** REQUIRED ACTION **
Write out the entries below exactly, from the first line to the one with "Problem. Fit these", both ends included.

-------- MATERIAL PROVIDED --------

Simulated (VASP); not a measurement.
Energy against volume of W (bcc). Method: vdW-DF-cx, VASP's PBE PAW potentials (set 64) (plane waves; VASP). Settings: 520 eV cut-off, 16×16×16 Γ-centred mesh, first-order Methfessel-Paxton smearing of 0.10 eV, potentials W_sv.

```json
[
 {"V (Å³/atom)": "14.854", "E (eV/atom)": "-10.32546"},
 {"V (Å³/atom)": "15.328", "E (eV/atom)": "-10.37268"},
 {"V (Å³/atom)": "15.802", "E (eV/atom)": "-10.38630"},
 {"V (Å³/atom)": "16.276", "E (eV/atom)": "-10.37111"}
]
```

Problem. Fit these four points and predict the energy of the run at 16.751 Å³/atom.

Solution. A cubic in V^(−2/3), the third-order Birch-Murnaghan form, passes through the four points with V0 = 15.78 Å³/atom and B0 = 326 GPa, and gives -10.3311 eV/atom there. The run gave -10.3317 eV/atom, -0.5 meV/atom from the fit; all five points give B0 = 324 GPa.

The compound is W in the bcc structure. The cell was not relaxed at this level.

--------

** ANSWER SPACE **
Simulated (VASP); not a measurement.
Energy against volume of W (bcc). Method: vdW-DF-cx, VASP's PBE PAW potentials (set 64) (plane waves; VASP). Settings: 520 eV cut-off, 16×16×16 Γ-centred mesh, first-order Methfessel-Paxton smearing of 0.10 eV, potentials W_sv.

```json
[
 {"V (Å³/atom)": "14.854", "E (eV/atom)": "-10.32546"},
 {"V (Å³/atom)": "15.328", "E (eV/atom)": "-10.37268"},
 {"V (Å³/atom)": "15.802", "E (eV/atom)": "-10.38630"},
 {"V (Å³/atom)": "16.276", "E (eV/atom)": "-10.37111"}
]
```

Problem. Fit these four points and predict the energy of the run at 16.751 Å³/atom.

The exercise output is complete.